Look through the material below and copy exactly the lines from the line with "The line is" to the line with "minimum | −6577.33820 hartree |", those two lines included.

Information supplied below:
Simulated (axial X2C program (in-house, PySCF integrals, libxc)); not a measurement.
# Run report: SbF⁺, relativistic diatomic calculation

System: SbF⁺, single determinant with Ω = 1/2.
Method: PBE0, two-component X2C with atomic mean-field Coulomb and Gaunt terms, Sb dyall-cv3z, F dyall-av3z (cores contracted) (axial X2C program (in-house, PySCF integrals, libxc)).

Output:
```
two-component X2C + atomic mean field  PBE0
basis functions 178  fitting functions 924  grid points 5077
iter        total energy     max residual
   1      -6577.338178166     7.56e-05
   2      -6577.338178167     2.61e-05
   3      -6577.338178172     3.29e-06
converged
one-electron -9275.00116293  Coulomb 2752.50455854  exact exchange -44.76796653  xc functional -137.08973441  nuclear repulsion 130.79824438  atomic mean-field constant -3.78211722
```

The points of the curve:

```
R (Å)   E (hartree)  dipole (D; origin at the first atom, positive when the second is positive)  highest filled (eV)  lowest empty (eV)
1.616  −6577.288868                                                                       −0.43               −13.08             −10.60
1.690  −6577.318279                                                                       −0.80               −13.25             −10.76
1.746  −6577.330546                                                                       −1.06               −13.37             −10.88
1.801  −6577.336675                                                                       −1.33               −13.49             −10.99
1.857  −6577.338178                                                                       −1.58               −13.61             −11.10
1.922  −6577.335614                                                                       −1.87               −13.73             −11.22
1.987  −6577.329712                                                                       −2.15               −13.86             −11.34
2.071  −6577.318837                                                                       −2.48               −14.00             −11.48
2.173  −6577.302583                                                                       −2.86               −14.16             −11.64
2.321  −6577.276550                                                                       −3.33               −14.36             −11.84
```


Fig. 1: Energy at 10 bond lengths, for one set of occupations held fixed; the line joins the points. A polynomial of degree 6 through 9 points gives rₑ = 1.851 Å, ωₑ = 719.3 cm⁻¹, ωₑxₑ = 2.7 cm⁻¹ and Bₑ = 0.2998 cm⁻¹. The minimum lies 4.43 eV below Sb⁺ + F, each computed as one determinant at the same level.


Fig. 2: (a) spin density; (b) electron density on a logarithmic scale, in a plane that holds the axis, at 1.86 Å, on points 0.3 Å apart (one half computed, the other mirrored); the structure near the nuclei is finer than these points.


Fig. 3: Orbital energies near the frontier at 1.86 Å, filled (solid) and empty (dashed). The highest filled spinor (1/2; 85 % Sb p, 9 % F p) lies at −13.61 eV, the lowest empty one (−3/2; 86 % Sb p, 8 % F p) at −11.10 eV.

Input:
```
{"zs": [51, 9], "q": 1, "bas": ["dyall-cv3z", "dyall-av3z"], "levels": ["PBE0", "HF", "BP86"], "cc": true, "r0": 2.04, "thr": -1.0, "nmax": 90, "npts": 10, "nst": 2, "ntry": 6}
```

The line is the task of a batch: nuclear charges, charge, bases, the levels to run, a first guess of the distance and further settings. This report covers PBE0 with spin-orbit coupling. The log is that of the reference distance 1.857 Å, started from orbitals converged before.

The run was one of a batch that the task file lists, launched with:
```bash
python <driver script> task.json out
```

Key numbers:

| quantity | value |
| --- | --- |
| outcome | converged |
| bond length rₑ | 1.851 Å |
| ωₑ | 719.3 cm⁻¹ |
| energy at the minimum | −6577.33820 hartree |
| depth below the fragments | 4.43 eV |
End of Information supplied.

### Exercise solution:
The line is the task of a batch: nuclear charges, charge, bases, the levels to run, a first guess of the distance and further settings. This report covers PBE0 with spin-orbit coupling. The log is that of the reference distance 1.857 Å, started from orbitals converged before.

The run was one of a batch that the task file lists, launched with:
```bash
python <driver script> task.json out
```

Key numbers:

| quantity | value |
| --- | --- |
| outcome | converged |
| bond length rₑ | 1.851 Å |
| ωₑ | 719.3 cm⁻¹ |
| energy at the minimum | −6577.33820 hartree |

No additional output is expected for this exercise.